Nothing in the records may be altered, so transcribe them exactly.

(Supplied data)

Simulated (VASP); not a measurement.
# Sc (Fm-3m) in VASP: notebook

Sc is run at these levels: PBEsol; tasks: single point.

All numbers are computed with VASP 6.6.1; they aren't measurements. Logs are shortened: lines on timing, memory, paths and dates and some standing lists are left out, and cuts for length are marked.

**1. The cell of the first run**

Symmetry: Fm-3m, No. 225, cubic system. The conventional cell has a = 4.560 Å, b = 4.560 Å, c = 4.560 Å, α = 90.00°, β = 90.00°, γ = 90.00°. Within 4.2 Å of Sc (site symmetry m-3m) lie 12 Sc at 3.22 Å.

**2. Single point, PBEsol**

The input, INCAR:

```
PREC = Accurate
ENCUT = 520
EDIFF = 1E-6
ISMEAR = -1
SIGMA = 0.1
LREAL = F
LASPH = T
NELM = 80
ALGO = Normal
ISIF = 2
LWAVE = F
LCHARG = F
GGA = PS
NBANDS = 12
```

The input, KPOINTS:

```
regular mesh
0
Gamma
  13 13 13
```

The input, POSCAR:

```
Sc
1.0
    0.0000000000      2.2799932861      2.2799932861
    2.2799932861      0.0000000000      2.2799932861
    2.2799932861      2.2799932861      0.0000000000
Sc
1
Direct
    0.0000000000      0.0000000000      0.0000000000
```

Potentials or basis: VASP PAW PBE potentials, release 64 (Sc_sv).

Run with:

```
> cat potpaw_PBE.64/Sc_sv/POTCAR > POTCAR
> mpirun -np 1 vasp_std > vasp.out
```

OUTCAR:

(End Supplied data)

Response area:
Simulated (VASP); not a measurement.
# Sc (Fm-3m) in VASP: notebook

Sc is run at these levels: PBEsol; tasks: single point.

All numbers are computed with VASP 6.6.1; they aren't measurements. Logs are shortened: lines on timing, memory, paths and dates and some standing lists are left out, and cuts for length are marked.

**1. The cell of the first run**

Symmetry: Fm-3m, No. 225, cubic system. The conventional cell has a = 4.560 Å, b = 4.560 Å, c = 4.560 Å, α = 90.00°, β = 90.00°, γ = 90.00°. Within 4.2 Å of Sc (site symmetry m-3m) lie 12 Sc at 3.22 Å.

**2. Single point, PBEsol**

The input, INCAR:

```
PREC = Accurate
ENCUT = 520
EDIFF = 1E-6
ISMEAR = -1
SIGMA = 0.1
LREAL = F
LASPH = T
NELM = 80
ALGO = Normal
ISIF = 2
LWAVE = F
LCHARG = F
GGA = PS
NBANDS = 12
```

The input, KPOINTS:

```
regular mesh
0
Gamma
  13 13 13
```

The input, POSCAR:

```
Sc
1.0
    0.0000000000      2.2799932861      2.2799932861
    2.2799932861      0.0000000000      2.2799932861
    2.2799932861      2.2799932861      0.0000000000
Sc
1
Direct
    0.0000000000      0.0000000000      0.0000000000
```

Potentials or basis: VASP PAW PBE potentials, release 64 (Sc_sv).

Run with:

```
> cat potpaw_PBE.64/Sc_sv/POTCAR > POTCAR
> mpirun -np 1 vasp_std > vasp.out
```

OUTCAR:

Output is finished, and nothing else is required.